= = = = =
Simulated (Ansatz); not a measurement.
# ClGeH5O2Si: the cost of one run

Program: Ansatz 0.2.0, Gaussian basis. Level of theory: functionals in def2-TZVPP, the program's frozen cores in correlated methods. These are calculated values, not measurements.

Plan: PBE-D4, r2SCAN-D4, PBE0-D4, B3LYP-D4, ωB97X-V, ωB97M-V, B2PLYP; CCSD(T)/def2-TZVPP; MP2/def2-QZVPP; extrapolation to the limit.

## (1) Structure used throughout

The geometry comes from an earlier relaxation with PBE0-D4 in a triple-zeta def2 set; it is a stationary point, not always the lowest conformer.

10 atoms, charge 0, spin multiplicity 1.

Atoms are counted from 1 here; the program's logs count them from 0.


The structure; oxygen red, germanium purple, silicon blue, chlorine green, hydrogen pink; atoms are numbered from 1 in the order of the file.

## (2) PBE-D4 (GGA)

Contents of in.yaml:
= = = = =

Work instruction
All of the data needs to be printed once more, exactly.

Your solution
Simulated (Ansatz); not a measurement.
# ClGeH5O2Si: the cost of one run

Program: Ansatz 0.2.0, Gaussian basis. Level of theory: functionals in def2-TZVPP, the program's frozen cores in correlated methods. These are calculated values, not measurements.

Plan: PBE-D4, r2SCAN-D4, PBE0-D4, B3LYP-D4, ωB97X-V, ωB97M-V, B2PLYP; CCSD(T)/def2-TZVPP; MP2/def2-QZVPP; extrapolation to the limit.

## (1) Structure used throughout

The geometry comes from an earlier relaxation with PBE0-D4 in a triple-zeta def2 set; it is a stationary point, not always the lowest conformer.

10 atoms, charge 0, spin multiplicity 1.

Atoms are counted from 1 here; the program's logs count them from 0.


The structure; oxygen red, germanium purple, silicon blue, chlorine green, hydrogen pink; atoms are numbered from 1 in the order of the file.

## (2) PBE-D4 (GGA)

Contents of in.yaml:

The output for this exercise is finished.